----- PROVIDED RECORDS
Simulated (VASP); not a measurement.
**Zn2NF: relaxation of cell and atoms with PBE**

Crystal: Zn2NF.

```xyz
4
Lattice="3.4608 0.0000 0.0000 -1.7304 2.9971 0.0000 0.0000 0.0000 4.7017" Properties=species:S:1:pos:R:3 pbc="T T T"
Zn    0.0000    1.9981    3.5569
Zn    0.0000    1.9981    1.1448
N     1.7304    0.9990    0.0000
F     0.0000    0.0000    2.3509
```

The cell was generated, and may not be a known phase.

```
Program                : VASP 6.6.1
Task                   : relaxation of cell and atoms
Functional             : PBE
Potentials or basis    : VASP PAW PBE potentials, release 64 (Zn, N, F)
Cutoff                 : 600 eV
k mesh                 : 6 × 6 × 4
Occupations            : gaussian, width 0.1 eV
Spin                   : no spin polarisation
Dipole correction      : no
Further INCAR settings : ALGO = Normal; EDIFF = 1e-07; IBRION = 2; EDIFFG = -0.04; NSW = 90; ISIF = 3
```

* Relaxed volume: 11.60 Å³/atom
----------

### [WORK ITEM]
The material must be written out again in full and without changes.

### [ANSWER AREA]
Simulated (VASP); not a measurement.
**Zn2NF: relaxation of cell and atoms with PBE**

Crystal: Zn2NF.

```xyz
4
Lattice="3.4608 0.0000 0.0000 -1.7304 2.9971 0.0000 0.0000 0.0000 4.7017" Properties=species:S:1:pos:R:3 pbc="T T T"
Zn    0.0000    1.9981    3.5569
Zn    0.0000    1.9981    1.1448
N     1.7304    0.9990    0.0000
F     0.0000    0.0000    2.3509
```

The cell was generated, and may not be a known phase.

```
Program                : VASP 6.6.1
Task                   : relaxation of cell and atoms
Functional             : PBE
Potentials or basis    : VASP PAW PBE potentials, release 64 (Zn, N, F)
Cutoff                 : 600 eV
k mesh                 : 6 × 6 × 4
Occupations            : gaussian, width 0.1 eV
Spin                   : no spin polarisation
Dipole correction      : no
Further INCAR settings : ALGO = Normal; EDIFF = 1e-07; IBRION = 2; EDIFFG = -0.04; NSW = 90; ISIF = 3
```

* Relaxed volume: 11.60 Å³/atom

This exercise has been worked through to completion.